(Assigned task)
The whole listing below needs to be retyped without a single change.

▼▼▼
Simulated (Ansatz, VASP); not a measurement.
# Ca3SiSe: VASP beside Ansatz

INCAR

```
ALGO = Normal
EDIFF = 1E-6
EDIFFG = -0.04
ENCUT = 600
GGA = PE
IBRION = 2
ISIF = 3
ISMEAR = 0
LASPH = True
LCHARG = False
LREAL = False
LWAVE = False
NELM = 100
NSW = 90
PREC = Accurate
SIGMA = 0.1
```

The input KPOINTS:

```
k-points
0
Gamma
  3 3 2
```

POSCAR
▲▲▲

(Task output)
Simulated (Ansatz, VASP); not a measurement.
# Ca3SiSe: VASP beside Ansatz

INCAR

```
ALGO = Normal
EDIFF = 1E-6
EDIFFG = -0.04
ENCUT = 600
GGA = PE
IBRION = 2
ISIF = 3
ISMEAR = 0
LASPH = True
LCHARG = False
LREAL = False
LWAVE = False
NELM = 100
NSW = 90
PREC = Accurate
SIGMA = 0.1
```

The input KPOINTS:

```
k-points
0
Gamma
  3 3 2
```

POSCAR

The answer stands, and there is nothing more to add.